* * * * * * *

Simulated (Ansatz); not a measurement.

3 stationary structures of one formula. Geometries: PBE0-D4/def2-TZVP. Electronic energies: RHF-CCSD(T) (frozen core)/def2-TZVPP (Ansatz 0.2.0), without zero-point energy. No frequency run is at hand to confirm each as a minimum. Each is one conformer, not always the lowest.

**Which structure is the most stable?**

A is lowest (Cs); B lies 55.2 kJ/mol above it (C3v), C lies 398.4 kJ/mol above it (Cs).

* * * * * * *

• [Work order] All that belongs in the answer is the run of lines above from the line containing "3 stationary structures" through the line containing "the most stable?**", exactly as written.

• [Task solution]
3 stationary structures of one formula. Geometries: PBE0-D4/def2-TZVP. Electronic energies: RHF-CCSD(T) (frozen core)/def2-TZVPP (Ansatz 0.2.0), without zero-point energy. No frequency run is at hand to confirm each as a minimum. Each is one conformer, not always the lowest.

**Which structure is the most stable?**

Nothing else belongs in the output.